- _WORK TASK_:
All of the data, from the first line to the last, should be reproduced without alteration.

- _RAW DATA_:
Segment Open
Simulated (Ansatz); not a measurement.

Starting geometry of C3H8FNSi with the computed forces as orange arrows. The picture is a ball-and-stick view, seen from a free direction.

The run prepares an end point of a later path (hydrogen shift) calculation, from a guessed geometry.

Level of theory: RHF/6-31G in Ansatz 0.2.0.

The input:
Segment Closed

- _WRITTEN ANSWER_:
Simulated (Ansatz); not a measurement.

Starting geometry of C3H8FNSi with the computed forces as orange arrows. The picture is a ball-and-stick view, seen from a free direction.

The run prepares an end point of a later path (hydrogen shift) calculation, from a guessed geometry.

Level of theory: RHF/6-31G in Ansatz 0.2.0.

The input:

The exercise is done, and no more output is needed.